## Extracted information
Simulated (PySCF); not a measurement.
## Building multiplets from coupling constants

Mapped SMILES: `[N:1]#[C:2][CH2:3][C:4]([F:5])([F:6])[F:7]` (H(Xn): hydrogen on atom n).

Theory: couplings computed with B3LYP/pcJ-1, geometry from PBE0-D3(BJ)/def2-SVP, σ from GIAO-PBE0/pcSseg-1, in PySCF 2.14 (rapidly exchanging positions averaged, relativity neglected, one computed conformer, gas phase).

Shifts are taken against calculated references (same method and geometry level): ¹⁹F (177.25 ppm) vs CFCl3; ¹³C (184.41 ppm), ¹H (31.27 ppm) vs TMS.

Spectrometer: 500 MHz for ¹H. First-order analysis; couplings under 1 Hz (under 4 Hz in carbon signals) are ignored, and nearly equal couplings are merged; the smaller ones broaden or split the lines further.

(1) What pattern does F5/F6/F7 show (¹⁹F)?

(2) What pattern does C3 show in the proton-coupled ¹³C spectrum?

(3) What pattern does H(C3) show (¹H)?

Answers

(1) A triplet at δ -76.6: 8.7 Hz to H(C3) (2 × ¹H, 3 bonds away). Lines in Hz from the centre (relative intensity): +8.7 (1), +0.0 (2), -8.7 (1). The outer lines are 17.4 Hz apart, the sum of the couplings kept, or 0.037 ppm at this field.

## Task item
The full set of records above must be retyped exactly.

## Written response
Simulated (PySCF); not a measurement.
## Building multiplets from coupling constants

Mapped SMILES: `[N:1]#[C:2][CH2:3][C:4]([F:5])([F:6])[F:7]` (H(Xn): hydrogen on atom n).

Theory: couplings computed with B3LYP/pcJ-1, geometry from PBE0-D3(BJ)/def2-SVP, σ from GIAO-PBE0/pcSseg-1, in PySCF 2.14 (rapidly exchanging positions averaged, relativity neglected, one computed conformer, gas phase).

Shifts are taken against calculated references (same method and geometry level): ¹⁹F (177.25 ppm) vs CFCl3; ¹³C (184.41 ppm), ¹H (31.27 ppm) vs TMS.

Spectrometer: 500 MHz for ¹H. First-order analysis; couplings under 1 Hz (under 4 Hz in carbon signals) are ignored, and nearly equal couplings are merged; the smaller ones broaden or split the lines further.

(1) What pattern does F5/F6/F7 show (¹⁹F)?

(2) What pattern does C3 show in the proton-coupled ¹³C spectrum?

(3) What pattern does H(C3) show (¹H)?

Answers

(1) A triplet at δ -76.6: 8.7 Hz to H(C3) (2 × ¹H, 3 bonds away). Lines in Hz from the centre (relative intensity): +8.7 (1), +0.0 (2), -8.7 (1). The outer lines are 17.4 Hz apart, the sum of the couplings kept, or 0.037 ppm at this field.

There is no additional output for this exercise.